* * * * * * *
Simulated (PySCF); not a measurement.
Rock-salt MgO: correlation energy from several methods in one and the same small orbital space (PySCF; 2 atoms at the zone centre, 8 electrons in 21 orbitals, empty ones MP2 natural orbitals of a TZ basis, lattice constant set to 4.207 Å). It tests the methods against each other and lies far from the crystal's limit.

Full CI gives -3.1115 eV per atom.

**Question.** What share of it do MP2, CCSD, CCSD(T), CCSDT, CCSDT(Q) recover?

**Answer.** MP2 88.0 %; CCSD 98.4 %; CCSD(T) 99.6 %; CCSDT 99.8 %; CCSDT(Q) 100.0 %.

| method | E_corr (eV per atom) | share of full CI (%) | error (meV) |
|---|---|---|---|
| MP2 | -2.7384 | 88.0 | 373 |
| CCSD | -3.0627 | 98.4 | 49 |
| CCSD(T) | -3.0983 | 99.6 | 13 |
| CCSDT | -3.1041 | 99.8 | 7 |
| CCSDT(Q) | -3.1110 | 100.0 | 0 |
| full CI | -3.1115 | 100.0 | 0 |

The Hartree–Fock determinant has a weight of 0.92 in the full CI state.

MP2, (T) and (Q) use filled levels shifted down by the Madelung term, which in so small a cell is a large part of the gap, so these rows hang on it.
* * * * * * *

Required action
Please reproduce the lines from the line with "-3.1110 | 100.0 | 0 |" to the line with "The Hartree–Fock determinant", both ends included, exactly as they appear above.

Exercise output
| CCSDT(Q) | -3.1110 | 100.0 | 0 |
| full CI | -3.1115 | 100.0 | 0 |

The Hartree–Fock determinant has a weight of 0.92 in the full CI state.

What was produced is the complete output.